Data excerpts:
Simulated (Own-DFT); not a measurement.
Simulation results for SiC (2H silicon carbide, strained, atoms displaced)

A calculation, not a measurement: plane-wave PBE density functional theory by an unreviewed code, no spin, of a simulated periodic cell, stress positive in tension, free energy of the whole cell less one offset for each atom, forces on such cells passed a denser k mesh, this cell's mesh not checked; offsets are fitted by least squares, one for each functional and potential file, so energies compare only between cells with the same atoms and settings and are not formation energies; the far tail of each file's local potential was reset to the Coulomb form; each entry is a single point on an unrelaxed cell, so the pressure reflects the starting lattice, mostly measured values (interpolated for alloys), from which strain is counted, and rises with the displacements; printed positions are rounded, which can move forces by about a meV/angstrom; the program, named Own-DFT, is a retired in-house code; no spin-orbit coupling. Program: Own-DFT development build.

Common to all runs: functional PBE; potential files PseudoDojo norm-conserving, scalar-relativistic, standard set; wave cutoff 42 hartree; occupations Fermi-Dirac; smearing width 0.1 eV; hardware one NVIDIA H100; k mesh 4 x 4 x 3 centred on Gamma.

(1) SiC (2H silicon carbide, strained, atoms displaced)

Work order: Every line of the data must appear again in the answer, exactly as written.

Expected answer:
Simulated (Own-DFT); not a measurement.
Simulation results for SiC (2H silicon carbide, strained, atoms displaced)

A calculation, not a measurement: plane-wave PBE density functional theory by an unreviewed code, no spin, of a simulated periodic cell, stress positive in tension, free energy of the whole cell less one offset for each atom, forces on such cells passed a denser k mesh, this cell's mesh not checked; offsets are fitted by least squares, one for each functional and potential file, so energies compare only between cells with the same atoms and settings and are not formation energies; the far tail of each file's local potential was reset to the Coulomb form; each entry is a single point on an unrelaxed cell, so the pressure reflects the starting lattice, mostly measured values (interpolated for alloys), from which strain is counted, and rises with the displacements; printed positions are rounded, which can move forces by about a meV/angstrom; the program, named Own-DFT, is a retired in-house code; no spin-orbit coupling. Program: Own-DFT development build.

Common to all runs: functional PBE; potential files PseudoDojo norm-conserving, scalar-relativistic, standard set; wave cutoff 42 hartree; occupations Fermi-Dirac; smearing width 0.1 eV; hardware one NVIDIA H100; k mesh 4 x 4 x 3 centred on Gamma.

(1) SiC (2H silicon carbide, strained, atoms displaced)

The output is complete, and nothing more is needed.